* [Provided material]:
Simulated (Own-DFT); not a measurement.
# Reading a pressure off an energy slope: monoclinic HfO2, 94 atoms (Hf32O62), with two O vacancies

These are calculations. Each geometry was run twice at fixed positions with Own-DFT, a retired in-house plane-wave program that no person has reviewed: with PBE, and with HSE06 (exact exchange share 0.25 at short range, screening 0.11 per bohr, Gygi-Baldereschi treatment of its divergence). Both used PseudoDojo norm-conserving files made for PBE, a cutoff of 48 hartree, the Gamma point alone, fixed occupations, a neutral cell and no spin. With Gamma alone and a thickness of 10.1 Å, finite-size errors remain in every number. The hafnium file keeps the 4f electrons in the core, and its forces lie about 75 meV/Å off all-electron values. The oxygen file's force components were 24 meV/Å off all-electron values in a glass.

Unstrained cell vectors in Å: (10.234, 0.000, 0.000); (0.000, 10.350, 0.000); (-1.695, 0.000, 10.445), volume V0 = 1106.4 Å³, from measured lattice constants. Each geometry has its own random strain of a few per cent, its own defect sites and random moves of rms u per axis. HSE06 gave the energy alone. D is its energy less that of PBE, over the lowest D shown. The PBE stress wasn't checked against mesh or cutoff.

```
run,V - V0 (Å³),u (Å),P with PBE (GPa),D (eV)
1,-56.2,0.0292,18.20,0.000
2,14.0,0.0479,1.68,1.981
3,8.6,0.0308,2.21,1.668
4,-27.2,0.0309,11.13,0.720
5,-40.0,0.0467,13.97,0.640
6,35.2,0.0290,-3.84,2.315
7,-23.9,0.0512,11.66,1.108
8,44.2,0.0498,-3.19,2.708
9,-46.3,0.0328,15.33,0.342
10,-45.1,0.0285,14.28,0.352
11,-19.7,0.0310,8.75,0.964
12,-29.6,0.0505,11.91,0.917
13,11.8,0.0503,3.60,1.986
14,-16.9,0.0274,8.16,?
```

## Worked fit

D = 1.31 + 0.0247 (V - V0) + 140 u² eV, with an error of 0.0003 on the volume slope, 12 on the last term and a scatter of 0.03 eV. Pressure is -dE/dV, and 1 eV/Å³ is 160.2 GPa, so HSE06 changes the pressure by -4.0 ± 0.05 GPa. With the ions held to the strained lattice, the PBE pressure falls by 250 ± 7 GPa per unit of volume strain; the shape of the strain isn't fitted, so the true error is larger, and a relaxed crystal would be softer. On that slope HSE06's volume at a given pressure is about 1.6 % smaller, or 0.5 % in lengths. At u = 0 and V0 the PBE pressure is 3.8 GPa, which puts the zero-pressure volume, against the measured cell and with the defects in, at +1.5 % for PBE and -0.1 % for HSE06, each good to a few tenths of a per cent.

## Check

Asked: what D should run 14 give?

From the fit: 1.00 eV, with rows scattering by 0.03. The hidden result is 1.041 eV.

* [Work request]:
The lines above from the one containing "## Worked fit" through the one containing "Asked: what D should run 14 give?" are to be set down exactly, and no others.

* [Problem solution]:
## Worked fit

D = 1.31 + 0.0247 (V - V0) + 140 u² eV, with an error of 0.0003 on the volume slope, 12 on the last term and a scatter of 0.03 eV. Pressure is -dE/dV, and 1 eV/Å³ is 160.2 GPa, so HSE06 changes the pressure by -4.0 ± 0.05 GPa. With the ions held to the strained lattice, the PBE pressure falls by 250 ± 7 GPa per unit of volume strain; the shape of the strain isn't fitted, so the true error is larger, and a relaxed crystal would be softer. On that slope HSE06's volume at a given pressure is about 1.6 % smaller, or 0.5 % in lengths. At u = 0 and V0 the PBE pressure is 3.8 GPa, which puts the zero-pressure volume, against the measured cell and with the defects in, at +1.5 % for PBE and -0.1 % for HSE06, each good to a few tenths of a per cent.

## Check

Asked: what D should run 14 give?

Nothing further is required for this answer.